• **Work task**: Output the entries exactly.

- - -
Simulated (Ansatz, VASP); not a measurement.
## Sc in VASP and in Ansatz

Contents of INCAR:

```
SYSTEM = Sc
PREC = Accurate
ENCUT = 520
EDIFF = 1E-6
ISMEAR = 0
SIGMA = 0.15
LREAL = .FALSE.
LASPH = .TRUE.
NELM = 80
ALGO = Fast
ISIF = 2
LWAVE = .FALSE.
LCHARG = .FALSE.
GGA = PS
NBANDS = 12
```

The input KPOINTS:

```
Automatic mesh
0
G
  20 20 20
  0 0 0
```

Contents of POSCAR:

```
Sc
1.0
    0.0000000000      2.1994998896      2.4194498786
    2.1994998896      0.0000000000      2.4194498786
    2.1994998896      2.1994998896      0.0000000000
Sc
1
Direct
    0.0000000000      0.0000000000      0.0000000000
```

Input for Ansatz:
- - -

• **Response box**:
Simulated (Ansatz, VASP); not a measurement.
## Sc in VASP and in Ansatz

Contents of INCAR:

```
SYSTEM = Sc
PREC = Accurate
ENCUT = 520
EDIFF = 1E-6
ISMEAR = 0
SIGMA = 0.15
LREAL = .FALSE.
LASPH = .TRUE.
NELM = 80
ALGO = Fast
ISIF = 2
LWAVE = .FALSE.
LCHARG = .FALSE.
GGA = PS
NBANDS = 12
```

The input KPOINTS:

```
Automatic mesh
0
G
  20 20 20
  0 0 0
```

Contents of POSCAR:

```
Sc
1.0
    0.0000000000      2.1994998896      2.4194498786
    2.1994998896      0.0000000000      2.4194498786
    2.1994998896      2.1994998896      0.0000000000
Sc
1
Direct
    0.0000000000      0.0000000000      0.0000000000
```

Input for Ansatz:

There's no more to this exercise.